Data records:

□ □ □

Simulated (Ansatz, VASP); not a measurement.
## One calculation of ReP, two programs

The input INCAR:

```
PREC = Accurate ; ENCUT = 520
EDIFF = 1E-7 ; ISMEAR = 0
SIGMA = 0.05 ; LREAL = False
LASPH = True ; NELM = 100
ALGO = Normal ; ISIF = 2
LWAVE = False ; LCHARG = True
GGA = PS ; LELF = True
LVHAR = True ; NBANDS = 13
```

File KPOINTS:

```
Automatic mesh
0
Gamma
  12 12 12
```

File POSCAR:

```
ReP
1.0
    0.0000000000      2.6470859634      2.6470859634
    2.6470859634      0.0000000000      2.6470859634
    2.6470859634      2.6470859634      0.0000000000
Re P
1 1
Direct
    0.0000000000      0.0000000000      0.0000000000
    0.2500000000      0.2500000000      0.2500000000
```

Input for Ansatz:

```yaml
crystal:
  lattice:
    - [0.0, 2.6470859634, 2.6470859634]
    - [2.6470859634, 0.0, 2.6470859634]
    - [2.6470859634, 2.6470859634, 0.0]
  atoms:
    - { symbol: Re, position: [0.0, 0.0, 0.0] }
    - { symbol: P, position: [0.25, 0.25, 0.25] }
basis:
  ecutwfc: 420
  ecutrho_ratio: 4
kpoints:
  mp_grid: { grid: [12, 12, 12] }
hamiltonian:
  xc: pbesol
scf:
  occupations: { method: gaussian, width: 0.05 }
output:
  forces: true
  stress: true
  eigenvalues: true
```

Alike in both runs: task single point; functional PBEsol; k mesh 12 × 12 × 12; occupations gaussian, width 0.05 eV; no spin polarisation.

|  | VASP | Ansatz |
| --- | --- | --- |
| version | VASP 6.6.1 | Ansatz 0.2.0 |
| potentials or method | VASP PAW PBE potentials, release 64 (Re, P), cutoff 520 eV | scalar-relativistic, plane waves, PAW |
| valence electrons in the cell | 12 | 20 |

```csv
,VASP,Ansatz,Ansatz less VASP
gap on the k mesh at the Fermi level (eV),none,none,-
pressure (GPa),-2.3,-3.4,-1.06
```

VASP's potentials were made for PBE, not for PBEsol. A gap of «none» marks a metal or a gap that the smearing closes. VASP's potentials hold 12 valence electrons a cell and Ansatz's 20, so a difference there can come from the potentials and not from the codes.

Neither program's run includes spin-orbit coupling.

□ □ □

Required action: Taking the records from the top, repeat each line exactly until you have repeated the line that contains "cell | 12 | 20 |".

Written answer:
Simulated (Ansatz, VASP); not a measurement.
## One calculation of ReP, two programs

The input INCAR:

```
PREC = Accurate ; ENCUT = 520
EDIFF = 1E-7 ; ISMEAR = 0
SIGMA = 0.05 ; LREAL = False
LASPH = True ; NELM = 100
ALGO = Normal ; ISIF = 2
LWAVE = False ; LCHARG = True
GGA = PS ; LELF = True
LVHAR = True ; NBANDS = 13
```

File KPOINTS:

```
Automatic mesh
0
Gamma
  12 12 12
```

File POSCAR:

```
ReP
1.0
    0.0000000000      2.6470859634      2.6470859634
    2.6470859634      0.0000000000      2.6470859634
    2.6470859634      2.6470859634      0.0000000000
Re P
1 1
Direct
    0.0000000000      0.0000000000      0.0000000000
    0.2500000000      0.2500000000      0.2500000000
```

Input for Ansatz:

```yaml
crystal:
  lattice:
    - [0.0, 2.6470859634, 2.6470859634]
    - [2.6470859634, 0.0, 2.6470859634]
    - [2.6470859634, 2.6470859634, 0.0]
  atoms:
    - { symbol: Re, position: [0.0, 0.0, 0.0] }
    - { symbol: P, position: [0.25, 0.25, 0.25] }
basis:
  ecutwfc: 420
  ecutrho_ratio: 4
kpoints:
  mp_grid: { grid: [12, 12, 12] }
hamiltonian:
  xc: pbesol
scf:
  occupations: { method: gaussian, width: 0.05 }
output:
  forces: true
  stress: true
  eigenvalues: true
```

Alike in both runs: task single point; functional PBEsol; k mesh 12 × 12 × 12; occupations gaussian, width 0.05 eV; no spin polarisation.

|  | VASP | Ansatz |
| --- | --- | --- |
| version | VASP 6.6.1 | Ansatz 0.2.0 |
| potentials or method | VASP PAW PBE potentials, release 64 (Re, P), cutoff 520 eV | scalar-relativistic, plane waves, PAW |
| valence electrons in the cell | 12 | 20 |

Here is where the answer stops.